===============

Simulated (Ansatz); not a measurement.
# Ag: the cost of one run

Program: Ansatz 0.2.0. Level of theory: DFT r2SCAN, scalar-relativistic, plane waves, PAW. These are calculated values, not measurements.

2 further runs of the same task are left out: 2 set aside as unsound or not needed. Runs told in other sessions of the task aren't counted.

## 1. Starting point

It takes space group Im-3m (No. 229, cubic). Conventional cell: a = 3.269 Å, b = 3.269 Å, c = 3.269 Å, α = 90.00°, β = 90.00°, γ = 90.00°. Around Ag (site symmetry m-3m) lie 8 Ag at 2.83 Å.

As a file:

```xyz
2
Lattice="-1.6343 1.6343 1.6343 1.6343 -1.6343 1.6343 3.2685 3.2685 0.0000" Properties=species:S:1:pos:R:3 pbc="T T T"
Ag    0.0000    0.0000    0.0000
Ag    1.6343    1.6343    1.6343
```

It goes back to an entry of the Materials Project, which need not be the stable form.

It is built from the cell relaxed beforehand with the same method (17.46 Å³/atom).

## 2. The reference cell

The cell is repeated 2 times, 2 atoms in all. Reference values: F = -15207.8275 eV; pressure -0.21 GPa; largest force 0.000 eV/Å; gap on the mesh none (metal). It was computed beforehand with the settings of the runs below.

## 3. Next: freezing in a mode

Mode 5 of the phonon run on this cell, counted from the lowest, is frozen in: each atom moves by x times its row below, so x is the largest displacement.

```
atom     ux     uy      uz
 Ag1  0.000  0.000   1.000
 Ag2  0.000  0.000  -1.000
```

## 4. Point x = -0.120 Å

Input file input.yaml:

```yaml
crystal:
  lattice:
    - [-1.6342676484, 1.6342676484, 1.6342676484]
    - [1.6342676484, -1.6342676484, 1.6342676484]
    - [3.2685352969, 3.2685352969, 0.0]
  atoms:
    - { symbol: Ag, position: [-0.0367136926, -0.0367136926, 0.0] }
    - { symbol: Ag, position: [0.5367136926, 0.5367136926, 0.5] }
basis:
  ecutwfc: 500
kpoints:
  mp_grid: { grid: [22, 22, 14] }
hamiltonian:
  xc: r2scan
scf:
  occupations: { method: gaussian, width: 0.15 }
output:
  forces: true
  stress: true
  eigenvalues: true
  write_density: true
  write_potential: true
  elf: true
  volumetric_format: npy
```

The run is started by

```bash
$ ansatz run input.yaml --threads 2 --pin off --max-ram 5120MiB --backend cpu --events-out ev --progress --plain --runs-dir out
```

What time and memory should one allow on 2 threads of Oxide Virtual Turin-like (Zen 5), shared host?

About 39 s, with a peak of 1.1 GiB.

===============

▶ _Requirement_:
The stretch of entries above that starts with the line containing "The cell is" and goes on through the line containing "What time and" is to be transcribed exactly, and no other line is to be transcribed.

▶ _Response area_:
The cell is repeated 2 times, 2 atoms in all. Reference values: F = -15207.8275 eV; pressure -0.21 GPa; largest force 0.000 eV/Å; gap on the mesh none (metal). It was computed beforehand with the settings of the runs below.

## 3. Next: freezing in a mode

Mode 5 of the phonon run on this cell, counted from the lowest, is frozen in: each atom moves by x times its row below, so x is the largest displacement.

```
atom     ux     uy      uz
 Ag1  0.000  0.000   1.000
 Ag2  0.000  0.000  -1.000
```

## 4. Point x = -0.120 Å

Input file input.yaml:

```yaml
crystal:
  lattice:
    - [-1.6342676484, 1.6342676484, 1.6342676484]
    - [1.6342676484, -1.6342676484, 1.6342676484]
    - [3.2685352969, 3.2685352969, 0.0]
  atoms:
    - { symbol: Ag, position: [-0.0367136926, -0.0367136926, 0.0] }
    - { symbol: Ag, position: [0.5367136926, 0.5367136926, 0.5] }
basis:
  ecutwfc: 500
kpoints:
  mp_grid: { grid: [22, 22, 14] }
hamiltonian:
  xc: r2scan
scf:
  occupations: { method: gaussian, width: 0.15 }
output:
  forces: true
  stress: true
  eigenvalues: true
  write_density: true
  write_potential: true
  elf: true
  volumetric_format: npy
```

The run is started by

```bash
$ ansatz run input.yaml --threads 2 --pin off --max-ram 5120MiB --backend cpu --events-out ev --progress --plain --runs-dir out
```

What time and memory should one allow on 2 threads of Oxide Virtual Turin-like (Zen 5), shared host?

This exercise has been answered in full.